╭─ DATA RECORDS

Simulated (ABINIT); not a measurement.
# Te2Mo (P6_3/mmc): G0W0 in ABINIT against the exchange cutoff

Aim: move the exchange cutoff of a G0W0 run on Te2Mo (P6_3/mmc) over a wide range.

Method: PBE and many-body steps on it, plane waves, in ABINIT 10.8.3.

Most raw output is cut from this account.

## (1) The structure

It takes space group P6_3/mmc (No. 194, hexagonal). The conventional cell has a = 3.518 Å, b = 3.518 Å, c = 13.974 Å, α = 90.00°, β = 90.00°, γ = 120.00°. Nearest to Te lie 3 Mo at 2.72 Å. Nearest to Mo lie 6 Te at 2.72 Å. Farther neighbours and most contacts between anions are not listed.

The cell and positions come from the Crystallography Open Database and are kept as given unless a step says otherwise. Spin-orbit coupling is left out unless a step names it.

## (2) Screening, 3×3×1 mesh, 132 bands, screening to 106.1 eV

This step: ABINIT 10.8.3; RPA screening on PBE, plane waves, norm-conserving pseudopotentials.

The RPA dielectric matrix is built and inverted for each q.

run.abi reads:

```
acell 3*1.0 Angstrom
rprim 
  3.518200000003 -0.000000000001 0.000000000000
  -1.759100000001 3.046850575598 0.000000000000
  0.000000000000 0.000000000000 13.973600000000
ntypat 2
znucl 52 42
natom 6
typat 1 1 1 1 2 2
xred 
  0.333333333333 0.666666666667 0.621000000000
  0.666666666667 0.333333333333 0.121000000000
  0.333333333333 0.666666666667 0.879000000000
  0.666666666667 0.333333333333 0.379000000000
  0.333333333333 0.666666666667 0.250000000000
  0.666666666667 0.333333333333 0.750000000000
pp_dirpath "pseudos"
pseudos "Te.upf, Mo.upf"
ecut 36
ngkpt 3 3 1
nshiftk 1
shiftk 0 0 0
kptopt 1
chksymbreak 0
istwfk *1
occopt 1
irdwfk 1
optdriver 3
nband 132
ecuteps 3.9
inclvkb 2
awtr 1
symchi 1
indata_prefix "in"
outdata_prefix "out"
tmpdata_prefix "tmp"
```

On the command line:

╰─

ACTION ITEM> Only the lines above starting at the one containing "Aim: move the" and ending at the one containing "## (1) The structure", both included, are to be returned, exactly as they read.

EXPECTED ANSWER>
Aim: move the exchange cutoff of a G0W0 run on Te2Mo (P6_3/mmc) over a wide range.

Method: PBE and many-body steps on it, plane waves, in ABINIT 10.8.3.

Most raw output is cut from this account.

## (1) The structure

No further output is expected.